━━━━

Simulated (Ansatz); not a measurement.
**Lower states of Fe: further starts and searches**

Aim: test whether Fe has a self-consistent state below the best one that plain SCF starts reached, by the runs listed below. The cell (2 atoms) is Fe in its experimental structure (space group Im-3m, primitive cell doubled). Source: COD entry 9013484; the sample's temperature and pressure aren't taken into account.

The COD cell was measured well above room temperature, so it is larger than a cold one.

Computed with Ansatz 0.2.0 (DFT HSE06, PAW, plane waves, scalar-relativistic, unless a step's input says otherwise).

━━━━

▶ _WORK TASK_
Nothing in the data may differ; print all of it exactly as written.

▶ _WRITTEN ANSWER_
Simulated (Ansatz); not a measurement.
**Lower states of Fe: further starts and searches**

Aim: test whether Fe has a self-consistent state below the best one that plain SCF starts reached, by the runs listed below. The cell (2 atoms) is Fe in its experimental structure (space group Im-3m, primitive cell doubled). Source: COD entry 9013484; the sample's temperature and pressure aren't taken into account.

The COD cell was measured well above room temperature, so it is larger than a cold one.

Computed with Ansatz 0.2.0 (DFT HSE06, PAW, plane waves, scalar-relativistic, unless a step's input says otherwise).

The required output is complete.